Start of EXCERPTED RECORDS
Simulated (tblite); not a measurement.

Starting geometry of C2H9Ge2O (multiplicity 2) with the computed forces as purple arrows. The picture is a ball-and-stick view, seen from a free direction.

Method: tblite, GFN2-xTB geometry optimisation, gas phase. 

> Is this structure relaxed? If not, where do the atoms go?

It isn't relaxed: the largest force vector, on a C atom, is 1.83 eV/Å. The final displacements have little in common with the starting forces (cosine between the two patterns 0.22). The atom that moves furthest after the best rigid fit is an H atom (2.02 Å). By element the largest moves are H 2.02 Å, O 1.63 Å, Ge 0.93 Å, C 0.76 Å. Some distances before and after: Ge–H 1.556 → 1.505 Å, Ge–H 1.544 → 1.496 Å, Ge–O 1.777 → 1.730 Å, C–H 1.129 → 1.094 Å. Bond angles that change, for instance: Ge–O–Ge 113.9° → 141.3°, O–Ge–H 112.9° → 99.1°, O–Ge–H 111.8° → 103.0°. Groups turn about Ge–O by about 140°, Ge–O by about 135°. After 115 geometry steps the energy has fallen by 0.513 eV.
End of EXCERPTED RECORDS

_ASSIGNED TASK_.
Transcribe the records. Keep every word exactly as it stands.

_WORKED SOLUTION_.
Simulated (tblite); not a measurement.

Starting geometry of C2H9Ge2O (multiplicity 2) with the computed forces as purple arrows. The picture is a ball-and-stick view, seen from a free direction.

Method: tblite, GFN2-xTB geometry optimisation, gas phase. 

> Is this structure relaxed? If not, where do the atoms go?

It isn't relaxed: the largest force vector, on a C atom, is 1.83 eV/Å. The final displacements have little in common with the starting forces (cosine between the two patterns 0.22). The atom that moves furthest after the best rigid fit is an H atom (2.02 Å). By element the largest moves are H 2.02 Å, O 1.63 Å, Ge 0.93 Å, C 0.76 Å. Some distances before and after: Ge–H 1.556 → 1.505 Å, Ge–H 1.544 → 1.496 Å, Ge–O 1.777 → 1.730 Å, C–H 1.129 → 1.094 Å. Bond angles that change, for instance: Ge–O–Ge 113.9° → 141.3°, O–Ge–H 112.9° → 99.1°, O–Ge–H 111.8° → 103.0°. Groups turn about Ge–O by about 140°, Ge–O by about 135°. After 115 geometry steps the energy has fallen by 0.513 eV.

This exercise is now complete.